- _Required action_
Retype the entries exactly, keeping every line intact.

- _Recorded data_
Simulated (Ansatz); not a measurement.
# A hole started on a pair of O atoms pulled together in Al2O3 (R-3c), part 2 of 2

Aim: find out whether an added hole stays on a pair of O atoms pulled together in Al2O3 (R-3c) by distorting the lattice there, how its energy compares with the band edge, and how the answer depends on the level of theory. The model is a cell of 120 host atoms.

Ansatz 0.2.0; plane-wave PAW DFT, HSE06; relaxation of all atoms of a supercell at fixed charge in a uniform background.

- _Answer space_
Simulated (Ansatz); not a measurement.
# A hole started on a pair of O atoms pulled together in Al2O3 (R-3c), part 2 of 2

Aim: find out whether an added hole stays on a pair of O atoms pulled together in Al2O3 (R-3c) by distorting the lattice there, how its energy compares with the band edge, and how the answer depends on the level of theory. The model is a cell of 120 host atoms.

Ansatz 0.2.0; plane-wave PAW DFT, HSE06; relaxation of all atoms of a supercell at fixed charge in a uniform background.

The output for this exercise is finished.